■ **ACTION ITEM**:
Down to the last line, repeat the data below exactly.

┌──
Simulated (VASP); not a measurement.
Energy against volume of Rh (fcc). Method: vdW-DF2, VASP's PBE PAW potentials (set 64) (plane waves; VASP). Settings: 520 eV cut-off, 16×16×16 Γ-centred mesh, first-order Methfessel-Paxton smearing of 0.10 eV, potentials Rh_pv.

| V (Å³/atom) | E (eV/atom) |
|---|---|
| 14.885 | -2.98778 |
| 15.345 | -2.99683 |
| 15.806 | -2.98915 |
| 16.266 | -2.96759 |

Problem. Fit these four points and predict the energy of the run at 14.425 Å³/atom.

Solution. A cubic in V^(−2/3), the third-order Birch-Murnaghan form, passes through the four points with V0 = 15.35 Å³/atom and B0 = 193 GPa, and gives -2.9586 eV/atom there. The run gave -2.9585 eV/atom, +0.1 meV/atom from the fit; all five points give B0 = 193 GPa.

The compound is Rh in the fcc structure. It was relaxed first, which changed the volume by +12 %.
└──

■ **EXPECTED ANSWER**:
Simulated (VASP); not a measurement.
Energy against volume of Rh (fcc). Method: vdW-DF2, VASP's PBE PAW potentials (set 64) (plane waves; VASP). Settings: 520 eV cut-off, 16×16×16 Γ-centred mesh, first-order Methfessel-Paxton smearing of 0.10 eV, potentials Rh_pv.

| V (Å³/atom) | E (eV/atom) |
|---|---|
| 14.885 | -2.98778 |
| 15.345 | -2.99683 |
| 15.806 | -2.98915 |
| 16.266 | -2.96759 |

Problem. Fit these four points and predict the energy of the run at 14.425 Å³/atom.

Solution. A cubic in V^(−2/3), the third-order Birch-Murnaghan form, passes through the four points with V0 = 15.35 Å³/atom and B0 = 193 GPa, and gives -2.9586 eV/atom there. The run gave -2.9585 eV/atom, +0.1 meV/atom from the fit; all five points give B0 = 193 GPa.

The compound is Rh in the fcc structure. It was relaxed first, which changed the volume by +12 %.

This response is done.